● Required action
Set down exactly the lines of the listing below, please, beginning with the first and ending with the line that holds "(D) C=C[SiH2]C(=O)O".

══ Information

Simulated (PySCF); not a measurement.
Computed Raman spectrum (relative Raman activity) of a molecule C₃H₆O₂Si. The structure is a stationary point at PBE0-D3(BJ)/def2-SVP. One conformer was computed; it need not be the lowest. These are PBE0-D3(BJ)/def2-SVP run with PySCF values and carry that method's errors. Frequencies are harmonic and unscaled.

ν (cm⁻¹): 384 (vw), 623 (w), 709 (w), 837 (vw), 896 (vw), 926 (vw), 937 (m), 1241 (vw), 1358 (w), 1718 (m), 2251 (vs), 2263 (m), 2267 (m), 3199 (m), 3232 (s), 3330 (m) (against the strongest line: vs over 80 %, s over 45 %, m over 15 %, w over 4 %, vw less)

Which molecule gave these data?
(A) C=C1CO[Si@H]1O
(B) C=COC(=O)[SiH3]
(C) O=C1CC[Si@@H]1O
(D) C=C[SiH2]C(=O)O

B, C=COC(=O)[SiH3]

════

● Answer box
Simulated (PySCF); not a measurement.
Computed Raman spectrum (relative Raman activity) of a molecule C₃H₆O₂Si. The structure is a stationary point at PBE0-D3(BJ)/def2-SVP. One conformer was computed; it need not be the lowest. These are PBE0-D3(BJ)/def2-SVP run with PySCF values and carry that method's errors. Frequencies are harmonic and unscaled.

ν (cm⁻¹): 384 (vw), 623 (w), 709 (w), 837 (vw), 896 (vw), 926 (vw), 937 (m), 1241 (vw), 1358 (w), 1718 (m), 2251 (vs), 2263 (m), 2267 (m), 3199 (m), 3232 (s), 3330 (m) (against the strongest line: vs over 80 %, s over 45 %, m over 15 %, w over 4 %, vw less)

Which molecule gave these data?
(A) C=C1CO[Si@H]1O
(B) C=COC(=O)[SiH3]
(C) O=C1CC[Si@@H]1O
(D) C=C[SiH2]C(=O)O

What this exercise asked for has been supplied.